Information provided below:

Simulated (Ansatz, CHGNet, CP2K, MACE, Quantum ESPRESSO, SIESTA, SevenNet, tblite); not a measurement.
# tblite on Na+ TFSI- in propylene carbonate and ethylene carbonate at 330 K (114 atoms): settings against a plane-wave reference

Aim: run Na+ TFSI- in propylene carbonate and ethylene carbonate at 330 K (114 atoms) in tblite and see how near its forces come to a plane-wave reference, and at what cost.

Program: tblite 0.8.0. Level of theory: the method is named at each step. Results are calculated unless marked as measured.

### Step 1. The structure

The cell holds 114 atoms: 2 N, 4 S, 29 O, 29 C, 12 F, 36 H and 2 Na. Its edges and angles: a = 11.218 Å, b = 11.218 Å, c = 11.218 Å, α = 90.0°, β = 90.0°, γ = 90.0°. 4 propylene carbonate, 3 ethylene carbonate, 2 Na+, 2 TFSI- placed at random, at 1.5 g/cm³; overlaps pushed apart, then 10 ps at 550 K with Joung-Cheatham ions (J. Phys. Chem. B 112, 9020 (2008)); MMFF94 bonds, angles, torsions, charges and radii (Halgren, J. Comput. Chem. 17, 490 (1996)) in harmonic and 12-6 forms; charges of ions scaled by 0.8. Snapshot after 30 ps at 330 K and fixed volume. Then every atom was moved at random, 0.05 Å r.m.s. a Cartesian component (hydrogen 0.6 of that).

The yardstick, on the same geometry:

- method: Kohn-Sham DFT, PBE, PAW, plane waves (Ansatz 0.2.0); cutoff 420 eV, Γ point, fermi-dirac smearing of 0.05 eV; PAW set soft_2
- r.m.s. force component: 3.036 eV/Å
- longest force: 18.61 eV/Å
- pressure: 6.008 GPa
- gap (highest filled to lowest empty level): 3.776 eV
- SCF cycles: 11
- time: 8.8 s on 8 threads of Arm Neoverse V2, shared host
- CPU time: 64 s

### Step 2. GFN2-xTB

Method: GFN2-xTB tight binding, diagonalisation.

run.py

End of Information provided.

**Brief:**
Output the material above exactly, but only from the line that carries "### Step 1. The structure" through the line that carries "Method: GFN2-xTB tight".

**Task answer:**
### Step 1. The structure

The cell holds 114 atoms: 2 N, 4 S, 29 O, 29 C, 12 F, 36 H and 2 Na. Its edges and angles: a = 11.218 Å, b = 11.218 Å, c = 11.218 Å, α = 90.0°, β = 90.0°, γ = 90.0°. 4 propylene carbonate, 3 ethylene carbonate, 2 Na+, 2 TFSI- placed at random, at 1.5 g/cm³; overlaps pushed apart, then 10 ps at 550 K with Joung-Cheatham ions (J. Phys. Chem. B 112, 9020 (2008)); MMFF94 bonds, angles, torsions, charges and radii (Halgren, J. Comput. Chem. 17, 490 (1996)) in harmonic and 12-6 forms; charges of ions scaled by 0.8. Snapshot after 30 ps at 330 K and fixed volume. Then every atom was moved at random, 0.05 Å r.m.s. a Cartesian component (hydrogen 0.6 of that).

The yardstick, on the same geometry:

- method: Kohn-Sham DFT, PBE, PAW, plane waves (Ansatz 0.2.0); cutoff 420 eV, Γ point, fermi-dirac smearing of 0.05 eV; PAW set soft_2
- r.m.s. force component: 3.036 eV/Å
- longest force: 18.61 eV/Å
- pressure: 6.008 GPa
- gap (highest filled to lowest empty level): 3.776 eV
- SCF cycles: 11
- time: 8.8 s on 8 threads of Arm Neoverse V2, shared host
- CPU time: 64 s

### Step 2. GFN2-xTB

Method: GFN2-xTB tight binding, diagonalisation.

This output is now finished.